**DATA UNDER STUDY**
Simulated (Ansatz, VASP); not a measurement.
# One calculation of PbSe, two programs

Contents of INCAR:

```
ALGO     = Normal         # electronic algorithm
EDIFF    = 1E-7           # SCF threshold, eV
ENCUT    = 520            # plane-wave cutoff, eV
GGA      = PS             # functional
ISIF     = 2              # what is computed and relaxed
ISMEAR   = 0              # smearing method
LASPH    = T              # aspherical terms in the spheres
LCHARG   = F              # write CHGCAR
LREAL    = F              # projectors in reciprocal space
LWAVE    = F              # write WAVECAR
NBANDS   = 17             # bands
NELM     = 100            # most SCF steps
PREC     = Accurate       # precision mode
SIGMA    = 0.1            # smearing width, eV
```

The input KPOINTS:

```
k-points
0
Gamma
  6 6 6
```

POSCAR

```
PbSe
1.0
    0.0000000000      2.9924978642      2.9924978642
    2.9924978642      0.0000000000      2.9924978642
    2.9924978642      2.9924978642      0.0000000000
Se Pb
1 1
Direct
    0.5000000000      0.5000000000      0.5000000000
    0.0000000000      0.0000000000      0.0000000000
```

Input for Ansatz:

**BRIEF**
Go through the material and set every line down again exactly.

**YOUR SOLUTION**
Simulated (Ansatz, VASP); not a measurement.
# One calculation of PbSe, two programs

Contents of INCAR:

```
ALGO     = Normal         # electronic algorithm
EDIFF    = 1E-7           # SCF threshold, eV
ENCUT    = 520            # plane-wave cutoff, eV
GGA      = PS             # functional
ISIF     = 2              # what is computed and relaxed
ISMEAR   = 0              # smearing method
LASPH    = T              # aspherical terms in the spheres
LCHARG   = F              # write CHGCAR
LREAL    = F              # projectors in reciprocal space
LWAVE    = F              # write WAVECAR
NBANDS   = 17             # bands
NELM     = 100            # most SCF steps
PREC     = Accurate       # precision mode
SIGMA    = 0.1            # smearing width, eV
```

The input KPOINTS:

```
k-points
0
Gamma
  6 6 6
```

POSCAR

```
PbSe
1.0
    0.0000000000      2.9924978642      2.9924978642
    2.9924978642      0.0000000000      2.9924978642
    2.9924978642      2.9924978642      0.0000000000
Se Pb
1 1
Direct
    0.5000000000      0.5000000000      0.5000000000
    0.0000000000      0.0000000000      0.0000000000
```

Input for Ansatz:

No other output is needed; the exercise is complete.